========

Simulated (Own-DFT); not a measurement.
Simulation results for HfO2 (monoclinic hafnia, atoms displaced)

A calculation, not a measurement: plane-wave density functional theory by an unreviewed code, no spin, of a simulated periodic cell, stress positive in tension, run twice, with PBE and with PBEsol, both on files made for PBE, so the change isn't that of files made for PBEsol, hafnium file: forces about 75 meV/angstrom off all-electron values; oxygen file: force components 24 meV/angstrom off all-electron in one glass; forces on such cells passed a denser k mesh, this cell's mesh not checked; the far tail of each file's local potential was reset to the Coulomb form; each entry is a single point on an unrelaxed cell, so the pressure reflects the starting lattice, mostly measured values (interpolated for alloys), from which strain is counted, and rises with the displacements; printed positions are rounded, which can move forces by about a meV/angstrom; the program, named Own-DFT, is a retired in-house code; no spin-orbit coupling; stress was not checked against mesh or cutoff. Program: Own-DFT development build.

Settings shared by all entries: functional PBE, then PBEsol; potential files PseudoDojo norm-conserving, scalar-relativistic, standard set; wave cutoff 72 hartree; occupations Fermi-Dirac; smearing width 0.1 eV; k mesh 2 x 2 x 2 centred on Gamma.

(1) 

========

:: ASSIGNMENT ::
Write out every record verbatim.

:: EXERCISE SOLUTION ::
Simulated (Own-DFT); not a measurement.
Simulation results for HfO2 (monoclinic hafnia, atoms displaced)

A calculation, not a measurement: plane-wave density functional theory by an unreviewed code, no spin, of a simulated periodic cell, stress positive in tension, run twice, with PBE and with PBEsol, both on files made for PBE, so the change isn't that of files made for PBEsol, hafnium file: forces about 75 meV/angstrom off all-electron values; oxygen file: force components 24 meV/angstrom off all-electron in one glass; forces on such cells passed a denser k mesh, this cell's mesh not checked; the far tail of each file's local potential was reset to the Coulomb form; each entry is a single point on an unrelaxed cell, so the pressure reflects the starting lattice, mostly measured values (interpolated for alloys), from which strain is counted, and rises with the displacements; printed positions are rounded, which can move forces by about a meV/angstrom; the program, named Own-DFT, is a retired in-house code; no spin-orbit coupling; stress was not checked against mesh or cutoff. Program: Own-DFT development build.

Settings shared by all entries: functional PBE, then PBEsol; potential files PseudoDojo norm-conserving, scalar-relativistic, standard set; wave cutoff 72 hartree; occupations Fermi-Dirac; smearing width 0.1 eV; k mesh 2 x 2 x 2 centred on Gamma.

(1) 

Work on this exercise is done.